= Task item =
Type out the records that follow, exactly as given.

=== Section Start ===

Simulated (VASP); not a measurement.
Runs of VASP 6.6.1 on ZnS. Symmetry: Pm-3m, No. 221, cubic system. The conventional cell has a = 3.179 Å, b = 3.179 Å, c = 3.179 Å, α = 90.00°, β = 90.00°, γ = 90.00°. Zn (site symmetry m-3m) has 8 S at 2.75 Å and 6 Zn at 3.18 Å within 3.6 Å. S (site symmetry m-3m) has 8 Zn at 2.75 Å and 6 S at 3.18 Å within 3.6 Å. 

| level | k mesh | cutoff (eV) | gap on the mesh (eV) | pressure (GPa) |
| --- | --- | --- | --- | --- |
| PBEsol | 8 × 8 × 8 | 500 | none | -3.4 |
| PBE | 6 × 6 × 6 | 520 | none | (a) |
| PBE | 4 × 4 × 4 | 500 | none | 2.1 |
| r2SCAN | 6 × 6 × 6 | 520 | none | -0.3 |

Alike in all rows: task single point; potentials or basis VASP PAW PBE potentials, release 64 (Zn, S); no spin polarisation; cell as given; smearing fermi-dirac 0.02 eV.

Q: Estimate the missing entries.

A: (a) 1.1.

=== Section End ===

= Worked solution =
Simulated (VASP); not a measurement.
Runs of VASP 6.6.1 on ZnS. Symmetry: Pm-3m, No. 221, cubic system. The conventional cell has a = 3.179 Å, b = 3.179 Å, c = 3.179 Å, α = 90.00°, β = 90.00°, γ = 90.00°. Zn (site symmetry m-3m) has 8 S at 2.75 Å and 6 Zn at 3.18 Å within 3.6 Å. S (site symmetry m-3m) has 8 Zn at 2.75 Å and 6 S at 3.18 Å within 3.6 Å. 

| level | k mesh | cutoff (eV) | gap on the mesh (eV) | pressure (GPa) |
| --- | --- | --- | --- | --- |
| PBEsol | 8 × 8 × 8 | 500 | none | -3.4 |
| PBE | 6 × 6 × 6 | 520 | none | (a) |
| PBE | 4 × 4 × 4 | 500 | none | 2.1 |
| r2SCAN | 6 × 6 × 6 | 520 | none | -0.3 |

Alike in all rows: task single point; potentials or basis VASP PAW PBE potentials, release 64 (Zn, S); no spin polarisation; cell as given; smearing fermi-dirac 0.02 eV.

Q: Estimate the missing entries.

A: (a) 1.1.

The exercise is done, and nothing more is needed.